▸ **WORK ORDER**
Every line between the top of the data below and the line with "Run with Ansatz", both ends included, must be retyped exactly.

============================================================
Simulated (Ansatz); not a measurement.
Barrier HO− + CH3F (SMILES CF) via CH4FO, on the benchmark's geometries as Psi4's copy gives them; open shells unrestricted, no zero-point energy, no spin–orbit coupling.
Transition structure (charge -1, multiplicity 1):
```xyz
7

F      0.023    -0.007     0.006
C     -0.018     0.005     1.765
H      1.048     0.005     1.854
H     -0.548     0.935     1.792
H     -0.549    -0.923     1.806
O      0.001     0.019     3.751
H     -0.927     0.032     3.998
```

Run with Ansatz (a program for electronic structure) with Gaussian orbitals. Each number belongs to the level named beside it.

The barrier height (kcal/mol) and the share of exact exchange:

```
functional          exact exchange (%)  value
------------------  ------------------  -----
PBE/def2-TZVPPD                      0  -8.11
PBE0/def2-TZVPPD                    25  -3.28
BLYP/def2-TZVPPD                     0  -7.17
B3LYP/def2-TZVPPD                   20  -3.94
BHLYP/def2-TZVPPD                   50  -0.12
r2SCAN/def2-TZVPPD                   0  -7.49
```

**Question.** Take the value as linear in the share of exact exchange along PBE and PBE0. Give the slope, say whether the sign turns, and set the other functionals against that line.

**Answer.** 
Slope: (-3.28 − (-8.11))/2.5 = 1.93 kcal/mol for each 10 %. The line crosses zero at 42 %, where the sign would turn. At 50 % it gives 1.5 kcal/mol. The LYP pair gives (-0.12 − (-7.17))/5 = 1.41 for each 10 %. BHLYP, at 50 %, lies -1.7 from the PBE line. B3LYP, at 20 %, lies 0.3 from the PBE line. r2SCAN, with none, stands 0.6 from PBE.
============================================================

▸ **ANSWER SPACE**
Simulated (Ansatz); not a measurement.
Barrier HO− + CH3F (SMILES CF) via CH4FO, on the benchmark's geometries as Psi4's copy gives them; open shells unrestricted, no zero-point energy, no spin–orbit coupling.
Transition structure (charge -1, multiplicity 1):
```xyz
7

F      0.023    -0.007     0.006
C     -0.018     0.005     1.765
H      1.048     0.005     1.854
H     -0.548     0.935     1.792
H     -0.549    -0.923     1.806
O      0.001     0.019     3.751
H     -0.927     0.032     3.998
```

Run with Ansatz (a program for electronic structure) with Gaussian orbitals. Each number belongs to the level named beside it.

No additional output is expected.